• _SUPPLIED RECORDS_:
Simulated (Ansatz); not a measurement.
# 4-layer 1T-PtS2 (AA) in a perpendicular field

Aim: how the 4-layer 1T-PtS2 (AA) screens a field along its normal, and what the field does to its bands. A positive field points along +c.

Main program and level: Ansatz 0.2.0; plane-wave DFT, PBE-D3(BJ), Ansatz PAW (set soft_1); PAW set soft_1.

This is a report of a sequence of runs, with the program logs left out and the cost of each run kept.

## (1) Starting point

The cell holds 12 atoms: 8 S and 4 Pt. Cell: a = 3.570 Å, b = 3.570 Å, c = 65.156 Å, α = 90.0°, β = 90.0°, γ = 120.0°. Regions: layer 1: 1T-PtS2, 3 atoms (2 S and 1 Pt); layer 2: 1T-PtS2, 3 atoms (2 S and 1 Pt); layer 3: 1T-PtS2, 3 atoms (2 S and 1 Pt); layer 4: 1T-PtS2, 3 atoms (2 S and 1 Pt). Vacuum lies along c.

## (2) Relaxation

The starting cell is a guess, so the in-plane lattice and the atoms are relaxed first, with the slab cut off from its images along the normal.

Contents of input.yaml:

• _WORK TASK_:
Transcribe each entry word for word.

• _TASK SOLUTION_:
Simulated (Ansatz); not a measurement.
# 4-layer 1T-PtS2 (AA) in a perpendicular field

Aim: how the 4-layer 1T-PtS2 (AA) screens a field along its normal, and what the field does to its bands. A positive field points along +c.

Main program and level: Ansatz 0.2.0; plane-wave DFT, PBE-D3(BJ), Ansatz PAW (set soft_1); PAW set soft_1.

This is a report of a sequence of runs, with the program logs left out and the cost of each run kept.

## (1) Starting point

The cell holds 12 atoms: 8 S and 4 Pt. Cell: a = 3.570 Å, b = 3.570 Å, c = 65.156 Å, α = 90.0°, β = 90.0°, γ = 120.0°. Regions: layer 1: 1T-PtS2, 3 atoms (2 S and 1 Pt); layer 2: 1T-PtS2, 3 atoms (2 S and 1 Pt); layer 3: 1T-PtS2, 3 atoms (2 S and 1 Pt); layer 4: 1T-PtS2, 3 atoms (2 S and 1 Pt). Vacuum lies along c.

## (2) Relaxation

The starting cell is a guess, so the in-plane lattice and the atoms are relaxed first, with the slab cut off from its images along the normal.

Contents of input.yaml:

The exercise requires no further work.